(Supplied material begins)
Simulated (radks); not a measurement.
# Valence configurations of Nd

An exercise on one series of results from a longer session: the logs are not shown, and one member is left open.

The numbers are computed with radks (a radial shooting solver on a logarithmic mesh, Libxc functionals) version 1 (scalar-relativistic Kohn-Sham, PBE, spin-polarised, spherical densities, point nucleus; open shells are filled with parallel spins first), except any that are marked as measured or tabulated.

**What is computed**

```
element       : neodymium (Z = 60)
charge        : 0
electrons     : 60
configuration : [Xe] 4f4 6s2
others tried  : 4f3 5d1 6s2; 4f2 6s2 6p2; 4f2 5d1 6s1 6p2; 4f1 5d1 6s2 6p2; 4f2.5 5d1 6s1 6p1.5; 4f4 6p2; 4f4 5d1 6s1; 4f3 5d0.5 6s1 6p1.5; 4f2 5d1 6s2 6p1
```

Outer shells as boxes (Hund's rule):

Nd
(Supplied material ends)

_Activity:_
Go through the listing and copy all of it exactly.

_Response:_
Simulated (radks); not a measurement.
# Valence configurations of Nd

An exercise on one series of results from a longer session: the logs are not shown, and one member is left open.

The numbers are computed with radks (a radial shooting solver on a logarithmic mesh, Libxc functionals) version 1 (scalar-relativistic Kohn-Sham, PBE, spin-polarised, spherical densities, point nucleus; open shells are filled with parallel spins first), except any that are marked as measured or tabulated.

**What is computed**

```
element       : neodymium (Z = 60)
charge        : 0
electrons     : 60
configuration : [Xe] 4f4 6s2
others tried  : 4f3 5d1 6s2; 4f2 6s2 6p2; 4f2 5d1 6s1 6p2; 4f1 5d1 6s2 6p2; 4f2.5 5d1 6s1 6p1.5; 4f4 6p2; 4f4 5d1 6s1; 4f3 5d0.5 6s1 6p1.5; 4f2 5d1 6s2 6p1
```

Outer shells as boxes (Hund's rule):

Nd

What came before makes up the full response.